Data for analysis: Begin

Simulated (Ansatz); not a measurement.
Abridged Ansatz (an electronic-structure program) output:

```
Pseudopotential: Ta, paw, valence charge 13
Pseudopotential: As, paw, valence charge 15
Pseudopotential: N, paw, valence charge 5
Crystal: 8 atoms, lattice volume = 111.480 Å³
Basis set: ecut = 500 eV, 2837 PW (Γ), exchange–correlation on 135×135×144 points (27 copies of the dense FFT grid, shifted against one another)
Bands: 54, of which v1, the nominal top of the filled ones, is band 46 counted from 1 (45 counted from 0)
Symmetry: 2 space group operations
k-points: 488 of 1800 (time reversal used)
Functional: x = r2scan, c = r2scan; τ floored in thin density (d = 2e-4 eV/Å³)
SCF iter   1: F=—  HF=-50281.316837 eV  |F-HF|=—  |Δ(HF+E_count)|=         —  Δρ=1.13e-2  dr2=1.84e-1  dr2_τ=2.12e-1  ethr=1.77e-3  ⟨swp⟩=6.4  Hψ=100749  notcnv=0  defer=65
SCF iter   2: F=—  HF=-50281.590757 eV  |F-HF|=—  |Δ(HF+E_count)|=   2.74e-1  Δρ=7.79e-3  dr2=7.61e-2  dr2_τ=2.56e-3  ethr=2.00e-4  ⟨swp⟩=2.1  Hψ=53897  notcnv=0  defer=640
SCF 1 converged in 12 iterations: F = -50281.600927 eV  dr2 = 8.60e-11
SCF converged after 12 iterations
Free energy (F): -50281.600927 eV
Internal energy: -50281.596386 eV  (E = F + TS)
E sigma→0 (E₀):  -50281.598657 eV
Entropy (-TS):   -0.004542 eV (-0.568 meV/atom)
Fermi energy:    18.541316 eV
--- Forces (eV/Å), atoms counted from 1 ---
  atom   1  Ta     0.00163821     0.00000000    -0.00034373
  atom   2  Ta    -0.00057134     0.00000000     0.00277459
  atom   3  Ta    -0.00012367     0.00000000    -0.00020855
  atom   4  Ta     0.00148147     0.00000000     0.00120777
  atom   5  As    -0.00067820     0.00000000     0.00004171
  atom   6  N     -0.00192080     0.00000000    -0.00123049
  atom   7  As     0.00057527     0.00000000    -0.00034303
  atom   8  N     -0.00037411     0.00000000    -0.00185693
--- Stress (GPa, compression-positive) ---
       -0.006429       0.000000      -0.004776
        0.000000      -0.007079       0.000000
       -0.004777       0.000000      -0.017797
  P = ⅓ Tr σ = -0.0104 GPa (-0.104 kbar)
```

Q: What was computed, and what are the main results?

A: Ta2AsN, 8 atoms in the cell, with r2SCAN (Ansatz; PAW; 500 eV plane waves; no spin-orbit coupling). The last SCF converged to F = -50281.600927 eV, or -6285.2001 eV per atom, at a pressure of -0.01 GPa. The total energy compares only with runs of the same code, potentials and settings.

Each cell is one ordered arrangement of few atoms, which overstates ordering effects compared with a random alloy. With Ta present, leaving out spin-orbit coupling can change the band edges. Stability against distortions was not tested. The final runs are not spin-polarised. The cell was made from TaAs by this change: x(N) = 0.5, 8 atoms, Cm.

Data for analysis: End

Task item: When you answer, output each line of the data exactly as given, from its first line up to and including the one with "Q: What was".

Worked solution:
Simulated (Ansatz); not a measurement.
Abridged Ansatz (an electronic-structure program) output:

```
Pseudopotential: Ta, paw, valence charge 13
Pseudopotential: As, paw, valence charge 15
Pseudopotential: N, paw, valence charge 5
Crystal: 8 atoms, lattice volume = 111.480 Å³
Basis set: ecut = 500 eV, 2837 PW (Γ), exchange–correlation on 135×135×144 points (27 copies of the dense FFT grid, shifted against one another)
Bands: 54, of which v1, the nominal top of the filled ones, is band 46 counted from 1 (45 counted from 0)
Symmetry: 2 space group operations
k-points: 488 of 1800 (time reversal used)
Functional: x = r2scan, c = r2scan; τ floored in thin density (d = 2e-4 eV/Å³)
SCF iter   1: F=—  HF=-50281.316837 eV  |F-HF|=—  |Δ(HF+E_count)|=         —  Δρ=1.13e-2  dr2=1.84e-1  dr2_τ=2.12e-1  ethr=1.77e-3  ⟨swp⟩=6.4  Hψ=100749  notcnv=0  defer=65
SCF iter   2: F=—  HF=-50281.590757 eV  |F-HF|=—  |Δ(HF+E_count)|=   2.74e-1  Δρ=7.79e-3  dr2=7.61e-2  dr2_τ=2.56e-3  ethr=2.00e-4  ⟨swp⟩=2.1  Hψ=53897  notcnv=0  defer=640
SCF 1 converged in 12 iterations: F = -50281.600927 eV  dr2 = 8.60e-11
SCF converged after 12 iterations
Free energy (F): -50281.600927 eV
Internal energy: -50281.596386 eV  (E = F + TS)
E sigma→0 (E₀):  -50281.598657 eV
Entropy (-TS):   -0.004542 eV (-0.568 meV/atom)
Fermi energy:    18.541316 eV
--- Forces (eV/Å), atoms counted from 1 ---
  atom   1  Ta     0.00163821     0.00000000    -0.00034373
  atom   2  Ta    -0.00057134     0.00000000     0.00277459
  atom   3  Ta    -0.00012367     0.00000000    -0.00020855
  atom   4  Ta     0.00148147     0.00000000     0.00120777
  atom   5  As    -0.00067820     0.00000000     0.00004171
  atom   6  N     -0.00192080     0.00000000    -0.00123049
  atom   7  As     0.00057527     0.00000000    -0.00034303
  atom   8  N     -0.00037411     0.00000000    -0.00185693
--- Stress (GPa, compression-positive) ---
       -0.006429       0.000000      -0.004776
        0.000000      -0.007079       0.000000
       -0.004777       0.000000      -0.017797
  P = ⅓ Tr σ = -0.0104 GPa (-0.104 kbar)
```

Q: What was computed, and what are the main results?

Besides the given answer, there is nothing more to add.